Work item: Repeat the lines of the data that follow, please, starting at the first and stopping after the one with "### What do the ELF domains correspond to?".

Recorded information:
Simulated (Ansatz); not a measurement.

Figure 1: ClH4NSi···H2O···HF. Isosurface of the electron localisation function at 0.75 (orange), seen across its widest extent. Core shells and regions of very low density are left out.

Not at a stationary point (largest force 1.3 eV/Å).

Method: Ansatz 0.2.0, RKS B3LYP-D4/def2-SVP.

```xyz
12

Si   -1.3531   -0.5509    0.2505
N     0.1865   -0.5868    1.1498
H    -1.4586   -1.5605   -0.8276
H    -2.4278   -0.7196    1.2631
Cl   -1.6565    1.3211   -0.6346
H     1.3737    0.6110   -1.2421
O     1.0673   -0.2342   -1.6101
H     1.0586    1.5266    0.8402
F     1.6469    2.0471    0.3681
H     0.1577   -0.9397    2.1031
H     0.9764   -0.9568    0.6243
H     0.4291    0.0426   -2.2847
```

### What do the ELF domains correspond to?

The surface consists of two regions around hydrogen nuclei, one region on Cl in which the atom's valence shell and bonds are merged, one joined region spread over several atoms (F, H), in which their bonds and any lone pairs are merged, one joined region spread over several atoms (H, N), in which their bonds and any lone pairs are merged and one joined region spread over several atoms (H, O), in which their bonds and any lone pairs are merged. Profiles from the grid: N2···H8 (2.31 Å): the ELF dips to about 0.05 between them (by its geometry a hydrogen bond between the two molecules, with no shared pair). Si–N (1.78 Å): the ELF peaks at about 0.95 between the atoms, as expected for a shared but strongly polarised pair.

Written response:
Simulated (Ansatz); not a measurement.

Figure 1: ClH4NSi···H2O···HF. Isosurface of the electron localisation function at 0.75 (orange), seen across its widest extent. Core shells and regions of very low density are left out.

Not at a stationary point (largest force 1.3 eV/Å).

Method: Ansatz 0.2.0, RKS B3LYP-D4/def2-SVP.

```xyz
12

Si   -1.3531   -0.5509    0.2505
N     0.1865   -0.5868    1.1498
H    -1.4586   -1.5605   -0.8276
H    -2.4278   -0.7196    1.2631
Cl   -1.6565    1.3211   -0.6346
H     1.3737    0.6110   -1.2421
O     1.0673   -0.2342   -1.6101
H     1.0586    1.5266    0.8402
F     1.6469    2.0471    0.3681
H     0.1577   -0.9397    2.1031
H     0.9764   -0.9568    0.6243
H     0.4291    0.0426   -2.2847
```

### What do the ELF domains correspond to?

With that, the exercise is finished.